Data under study
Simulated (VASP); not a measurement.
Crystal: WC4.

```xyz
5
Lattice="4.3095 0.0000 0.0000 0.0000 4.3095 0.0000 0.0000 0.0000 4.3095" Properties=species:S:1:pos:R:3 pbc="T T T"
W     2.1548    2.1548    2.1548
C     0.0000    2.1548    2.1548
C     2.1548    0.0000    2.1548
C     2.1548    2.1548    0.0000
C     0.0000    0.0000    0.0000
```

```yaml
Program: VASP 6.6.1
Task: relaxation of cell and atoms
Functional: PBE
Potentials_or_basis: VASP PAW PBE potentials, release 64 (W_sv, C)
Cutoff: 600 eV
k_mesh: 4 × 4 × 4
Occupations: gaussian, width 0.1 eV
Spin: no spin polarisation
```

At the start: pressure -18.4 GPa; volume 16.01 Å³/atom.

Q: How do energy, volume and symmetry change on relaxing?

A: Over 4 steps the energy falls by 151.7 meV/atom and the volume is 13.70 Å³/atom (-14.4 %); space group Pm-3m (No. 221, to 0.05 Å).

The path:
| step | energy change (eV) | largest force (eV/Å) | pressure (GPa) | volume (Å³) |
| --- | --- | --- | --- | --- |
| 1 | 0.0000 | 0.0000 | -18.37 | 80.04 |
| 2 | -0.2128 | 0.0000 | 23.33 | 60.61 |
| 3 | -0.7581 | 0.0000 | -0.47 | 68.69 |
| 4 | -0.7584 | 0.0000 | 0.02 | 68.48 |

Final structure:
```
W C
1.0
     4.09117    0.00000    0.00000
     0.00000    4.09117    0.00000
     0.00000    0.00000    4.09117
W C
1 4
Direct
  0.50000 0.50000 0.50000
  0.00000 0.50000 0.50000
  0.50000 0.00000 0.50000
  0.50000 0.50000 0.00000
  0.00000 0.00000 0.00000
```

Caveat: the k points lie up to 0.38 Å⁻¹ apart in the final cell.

Assignment
Your task for the entries above: copy exactly the span starting with the line with "A: Over 4 steps" and going on through the line with "-18.37 | 80.04 |", both lines included, and nothing else.

Exercise result
A: Over 4 steps the energy falls by 151.7 meV/atom and the volume is 13.70 Å³/atom (-14.4 %); space group Pm-3m (No. 221, to 0.05 Å).

The path:
| step | energy change (eV) | largest force (eV/Å) | pressure (GPa) | volume (Å³) |
| --- | --- | --- | --- | --- |
| 1 | 0.0000 | 0.0000 | -18.37 | 80.04 |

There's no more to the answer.